> Requirement
Each entry below is to be transcribed exactly.

——————
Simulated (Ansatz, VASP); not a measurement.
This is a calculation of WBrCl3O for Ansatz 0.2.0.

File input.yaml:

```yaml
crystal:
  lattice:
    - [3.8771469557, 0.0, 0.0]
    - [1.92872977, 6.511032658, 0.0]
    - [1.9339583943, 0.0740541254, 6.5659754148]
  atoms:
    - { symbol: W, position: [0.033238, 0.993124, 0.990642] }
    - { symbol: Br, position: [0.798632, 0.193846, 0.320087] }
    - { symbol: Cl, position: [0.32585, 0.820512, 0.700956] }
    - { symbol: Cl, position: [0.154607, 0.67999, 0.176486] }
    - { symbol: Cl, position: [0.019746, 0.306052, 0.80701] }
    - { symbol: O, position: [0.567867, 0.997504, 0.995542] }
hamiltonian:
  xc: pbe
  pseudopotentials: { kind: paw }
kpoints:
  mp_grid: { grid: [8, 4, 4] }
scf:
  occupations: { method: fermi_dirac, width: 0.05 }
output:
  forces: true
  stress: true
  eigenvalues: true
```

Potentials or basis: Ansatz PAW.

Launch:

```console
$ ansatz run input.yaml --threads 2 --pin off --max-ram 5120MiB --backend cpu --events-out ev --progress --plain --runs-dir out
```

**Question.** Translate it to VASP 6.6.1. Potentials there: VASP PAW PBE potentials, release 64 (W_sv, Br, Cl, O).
——————

> Task answer
Simulated (Ansatz, VASP); not a measurement.
This is a calculation of WBrCl3O for Ansatz 0.2.0.

File input.yaml:

```yaml
crystal:
  lattice:
    - [3.8771469557, 0.0, 0.0]
    - [1.92872977, 6.511032658, 0.0]
    - [1.9339583943, 0.0740541254, 6.5659754148]
  atoms:
    - { symbol: W, position: [0.033238, 0.993124, 0.990642] }
    - { symbol: Br, position: [0.798632, 0.193846, 0.320087] }
    - { symbol: Cl, position: [0.32585, 0.820512, 0.700956] }
    - { symbol: Cl, position: [0.154607, 0.67999, 0.176486] }
    - { symbol: Cl, position: [0.019746, 0.306052, 0.80701] }
    - { symbol: O, position: [0.567867, 0.997504, 0.995542] }
hamiltonian:
  xc: pbe
  pseudopotentials: { kind: paw }
kpoints:
  mp_grid: { grid: [8, 4, 4] }
scf:
  occupations: { method: fermi_dirac, width: 0.05 }
output:
  forces: true
  stress: true
  eigenvalues: true
```

Potentials or basis: Ansatz PAW.

Launch:

```console
$ ansatz run input.yaml --threads 2 --pin off --max-ram 5120MiB --backend cpu --events-out ev --progress --plain --runs-dir out
```

**Question.** Translate it to VASP 6.6.1. Potentials there: VASP PAW PBE potentials, release 64 (W_sv, Br, Cl, O).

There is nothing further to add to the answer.